◆ ACTION ITEM
Extract, without alteration, each line from the start of the listing to the line bearing "smallest direct gap".

»»
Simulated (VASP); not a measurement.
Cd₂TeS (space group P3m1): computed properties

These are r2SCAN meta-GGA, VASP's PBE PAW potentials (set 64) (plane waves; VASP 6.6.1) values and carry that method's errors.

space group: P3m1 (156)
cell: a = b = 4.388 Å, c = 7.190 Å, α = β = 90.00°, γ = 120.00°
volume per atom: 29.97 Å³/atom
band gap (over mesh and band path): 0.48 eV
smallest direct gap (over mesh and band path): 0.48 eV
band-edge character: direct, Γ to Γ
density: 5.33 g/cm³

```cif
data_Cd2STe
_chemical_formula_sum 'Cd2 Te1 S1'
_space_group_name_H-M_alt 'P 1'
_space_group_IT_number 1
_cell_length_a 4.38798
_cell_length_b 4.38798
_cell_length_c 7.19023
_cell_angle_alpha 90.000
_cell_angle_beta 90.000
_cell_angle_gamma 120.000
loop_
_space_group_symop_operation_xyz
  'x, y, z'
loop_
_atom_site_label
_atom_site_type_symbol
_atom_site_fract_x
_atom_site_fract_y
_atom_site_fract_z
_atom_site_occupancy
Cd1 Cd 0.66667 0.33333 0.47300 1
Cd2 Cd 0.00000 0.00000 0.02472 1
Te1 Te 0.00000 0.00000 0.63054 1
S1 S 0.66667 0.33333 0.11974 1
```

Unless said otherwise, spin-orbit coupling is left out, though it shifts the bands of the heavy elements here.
««

◆ WRITTEN REPLY
Simulated (VASP); not a measurement.
Cd₂TeS (space group P3m1): computed properties

These are r2SCAN meta-GGA, VASP's PBE PAW potentials (set 64) (plane waves; VASP 6.6.1) values and carry that method's errors.

space group: P3m1 (156)
cell: a = b = 4.388 Å, c = 7.190 Å, α = β = 90.00°, γ = 120.00°
volume per atom: 29.97 Å³/atom
band gap (over mesh and band path): 0.48 eV
smallest direct gap (over mesh and band path): 0.48 eV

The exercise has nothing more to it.